Source material: Begin
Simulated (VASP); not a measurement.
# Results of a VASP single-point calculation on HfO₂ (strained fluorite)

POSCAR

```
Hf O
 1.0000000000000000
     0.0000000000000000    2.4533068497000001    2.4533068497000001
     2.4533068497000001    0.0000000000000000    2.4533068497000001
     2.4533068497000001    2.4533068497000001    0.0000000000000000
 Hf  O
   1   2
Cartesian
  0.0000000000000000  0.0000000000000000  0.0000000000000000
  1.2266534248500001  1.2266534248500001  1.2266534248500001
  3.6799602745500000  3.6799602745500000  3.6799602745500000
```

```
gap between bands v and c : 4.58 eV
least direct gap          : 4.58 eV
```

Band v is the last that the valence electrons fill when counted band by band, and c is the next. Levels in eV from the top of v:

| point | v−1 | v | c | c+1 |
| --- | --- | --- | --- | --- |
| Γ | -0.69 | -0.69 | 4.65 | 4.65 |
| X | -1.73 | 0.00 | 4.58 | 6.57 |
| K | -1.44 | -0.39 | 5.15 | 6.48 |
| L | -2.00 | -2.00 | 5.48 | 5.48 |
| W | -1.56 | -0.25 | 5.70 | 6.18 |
Source material: End

▶ Exercise:
Starting with the line above that holds "5.15 | 6.48 |" and stopping with the line that holds "5.48 | 5.48 |", reproduce each line exactly, omitting all other lines.

▶ Exercise response:
| K | -1.44 | -0.39 | 5.15 | 6.48 |
| L | -2.00 | -2.00 | 5.48 | 5.48 |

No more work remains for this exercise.